- Supplied material:
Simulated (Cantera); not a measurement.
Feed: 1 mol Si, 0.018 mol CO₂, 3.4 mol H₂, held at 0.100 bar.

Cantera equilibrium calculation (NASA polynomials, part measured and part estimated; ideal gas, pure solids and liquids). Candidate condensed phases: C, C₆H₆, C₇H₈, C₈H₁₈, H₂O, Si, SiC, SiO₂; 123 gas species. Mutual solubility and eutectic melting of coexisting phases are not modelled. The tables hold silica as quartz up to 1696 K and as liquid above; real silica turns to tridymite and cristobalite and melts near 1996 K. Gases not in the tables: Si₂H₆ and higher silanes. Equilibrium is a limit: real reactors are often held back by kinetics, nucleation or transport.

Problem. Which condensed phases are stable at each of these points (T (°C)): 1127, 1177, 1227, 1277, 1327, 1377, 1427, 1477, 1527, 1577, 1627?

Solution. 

- Work request:
Write all of the records out again exactly.

- Expected answer:
Simulated (Cantera); not a measurement.
Feed: 1 mol Si, 0.018 mol CO₂, 3.4 mol H₂, held at 0.100 bar.

Cantera equilibrium calculation (NASA polynomials, part measured and part estimated; ideal gas, pure solids and liquids). Candidate condensed phases: C, C₆H₆, C₇H₈, C₈H₁₈, H₂O, Si, SiC, SiO₂; 123 gas species. Mutual solubility and eutectic melting of coexisting phases are not modelled. The tables hold silica as quartz up to 1696 K and as liquid above; real silica turns to tridymite and cristobalite and melts near 1996 K. Gases not in the tables: Si₂H₆ and higher silanes. Equilibrium is a limit: real reactors are often held back by kinetics, nucleation or transport.

Problem. Which condensed phases are stable at each of these points (T (°C)): 1127, 1177, 1227, 1277, 1327, 1377, 1427, 1477, 1527, 1577, 1627?

Solution. 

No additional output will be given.